▬▬▬▬▬▬▬▬▬▬

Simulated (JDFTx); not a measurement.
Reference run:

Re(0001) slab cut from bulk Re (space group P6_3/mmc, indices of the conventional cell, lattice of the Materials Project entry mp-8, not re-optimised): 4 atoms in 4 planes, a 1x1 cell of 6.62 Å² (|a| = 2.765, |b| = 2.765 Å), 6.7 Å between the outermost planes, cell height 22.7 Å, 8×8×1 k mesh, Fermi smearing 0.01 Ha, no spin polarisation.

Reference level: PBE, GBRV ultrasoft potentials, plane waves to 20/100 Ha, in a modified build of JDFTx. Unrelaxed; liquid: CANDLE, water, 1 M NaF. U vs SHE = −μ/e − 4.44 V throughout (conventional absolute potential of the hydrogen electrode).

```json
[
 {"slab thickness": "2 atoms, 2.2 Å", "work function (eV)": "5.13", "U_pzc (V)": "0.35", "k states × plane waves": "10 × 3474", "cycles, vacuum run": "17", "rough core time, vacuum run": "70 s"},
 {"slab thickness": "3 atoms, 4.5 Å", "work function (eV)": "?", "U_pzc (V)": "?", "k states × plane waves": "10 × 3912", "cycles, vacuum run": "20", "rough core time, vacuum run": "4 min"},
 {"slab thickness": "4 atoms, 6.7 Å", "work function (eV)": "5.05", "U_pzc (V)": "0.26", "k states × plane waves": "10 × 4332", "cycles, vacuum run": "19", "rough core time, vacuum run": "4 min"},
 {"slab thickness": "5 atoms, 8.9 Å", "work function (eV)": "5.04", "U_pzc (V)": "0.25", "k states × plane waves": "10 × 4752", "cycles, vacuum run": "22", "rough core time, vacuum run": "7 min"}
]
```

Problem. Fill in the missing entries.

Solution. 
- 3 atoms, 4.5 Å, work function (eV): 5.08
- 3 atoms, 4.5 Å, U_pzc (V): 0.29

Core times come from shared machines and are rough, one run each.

▬▬▬▬▬▬▬▬▬▬

= Assignment =
Please transcribe the data exactly from its first line. End with the line that contains "- 3 atoms, 4.5 Å, U_pzc (V): 0.29".

= Written answer =
Simulated (JDFTx); not a measurement.
Reference run:

Re(0001) slab cut from bulk Re (space group P6_3/mmc, indices of the conventional cell, lattice of the Materials Project entry mp-8, not re-optimised): 4 atoms in 4 planes, a 1x1 cell of 6.62 Å² (|a| = 2.765, |b| = 2.765 Å), 6.7 Å between the outermost planes, cell height 22.7 Å, 8×8×1 k mesh, Fermi smearing 0.01 Ha, no spin polarisation.

Reference level: PBE, GBRV ultrasoft potentials, plane waves to 20/100 Ha, in a modified build of JDFTx. Unrelaxed; liquid: CANDLE, water, 1 M NaF. U vs SHE = −μ/e − 4.44 V throughout (conventional absolute potential of the hydrogen electrode).

```json
[
 {"slab thickness": "2 atoms, 2.2 Å", "work function (eV)": "5.13", "U_pzc (V)": "0.35", "k states × plane waves": "10 × 3474", "cycles, vacuum run": "17", "rough core time, vacuum run": "70 s"},
 {"slab thickness": "3 atoms, 4.5 Å", "work function (eV)": "?", "U_pzc (V)": "?", "k states × plane waves": "10 × 3912", "cycles, vacuum run": "20", "rough core time, vacuum run": "4 min"},
 {"slab thickness": "4 atoms, 6.7 Å", "work function (eV)": "5.05", "U_pzc (V)": "0.26", "k states × plane waves": "10 × 4332", "cycles, vacuum run": "19", "rough core time, vacuum run": "4 min"},
 {"slab thickness": "5 atoms, 8.9 Å", "work function (eV)": "5.04", "U_pzc (V)": "0.25", "k states × plane waves": "10 × 4752", "cycles, vacuum run": "22", "rough core time, vacuum run": "7 min"}
]
```

Problem. Fill in the missing entries.

Solution. 
- 3 atoms, 4.5 Å, work function (eV): 5.08
- 3 atoms, 4.5 Å, U_pzc (V): 0.29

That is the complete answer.